Activity:
Write the listing out again, exactly as it reads below.

**** Records provided ****

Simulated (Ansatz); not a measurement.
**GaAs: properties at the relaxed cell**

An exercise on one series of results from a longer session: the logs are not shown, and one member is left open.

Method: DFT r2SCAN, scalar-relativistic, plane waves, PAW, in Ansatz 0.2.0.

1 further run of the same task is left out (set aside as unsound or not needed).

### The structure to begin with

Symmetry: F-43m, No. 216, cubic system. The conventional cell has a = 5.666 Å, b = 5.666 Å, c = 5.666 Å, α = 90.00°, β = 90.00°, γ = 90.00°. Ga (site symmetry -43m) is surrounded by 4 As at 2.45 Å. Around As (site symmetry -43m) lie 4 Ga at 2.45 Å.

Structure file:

****

Exercise answer:
Simulated (Ansatz); not a measurement.
**GaAs: properties at the relaxed cell**

An exercise on one series of results from a longer session: the logs are not shown, and one member is left open.

Method: DFT r2SCAN, scalar-relativistic, plane waves, PAW, in Ansatz 0.2.0.

1 further run of the same task is left out (set aside as unsound or not needed).

### The structure to begin with

Symmetry: F-43m, No. 216, cubic system. The conventional cell has a = 5.666 Å, b = 5.666 Å, c = 5.666 Å, α = 90.00°, β = 90.00°, γ = 90.00°. Ga (site symmetry -43m) is surrounded by 4 As at 2.45 Å. Around As (site symmetry -43m) lie 4 Ga at 2.45 Å.

Structure file:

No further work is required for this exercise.